— ASSIGNMENT —
Type out every line of the data again, exactly.

──────────

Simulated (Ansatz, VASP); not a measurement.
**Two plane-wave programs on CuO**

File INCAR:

──────────

— TASK RESPONSE —
Simulated (Ansatz, VASP); not a measurement.
**Two plane-wave programs on CuO**

File INCAR:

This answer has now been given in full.